SUPPLIED DATA section start

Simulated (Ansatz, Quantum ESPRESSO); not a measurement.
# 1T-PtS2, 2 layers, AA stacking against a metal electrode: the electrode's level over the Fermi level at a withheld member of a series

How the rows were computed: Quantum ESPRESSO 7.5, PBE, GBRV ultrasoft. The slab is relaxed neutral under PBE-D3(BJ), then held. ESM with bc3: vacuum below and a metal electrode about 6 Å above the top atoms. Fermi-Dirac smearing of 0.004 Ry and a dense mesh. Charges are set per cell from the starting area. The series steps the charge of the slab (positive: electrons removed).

SUPPLIED DATA section end

* WORK REQUEST
All records above are to be printed exactly, with nothing omitted.

* ANSWER SPACE
Simulated (Ansatz, Quantum ESPRESSO); not a measurement.
# 1T-PtS2, 2 layers, AA stacking against a metal electrode: the electrode's level over the Fermi level at a withheld member of a series

How the rows were computed: Quantum ESPRESSO 7.5, PBE, GBRV ultrasoft. The slab is relaxed neutral under PBE-D3(BJ), then held. ESM with bc3: vacuum below and a metal electrode about 6 Å above the top atoms. Fermi-Dirac smearing of 0.004 Ry and a dense mesh. Charges are set per cell from the starting area. The series steps the charge of the slab (positive: electrons removed).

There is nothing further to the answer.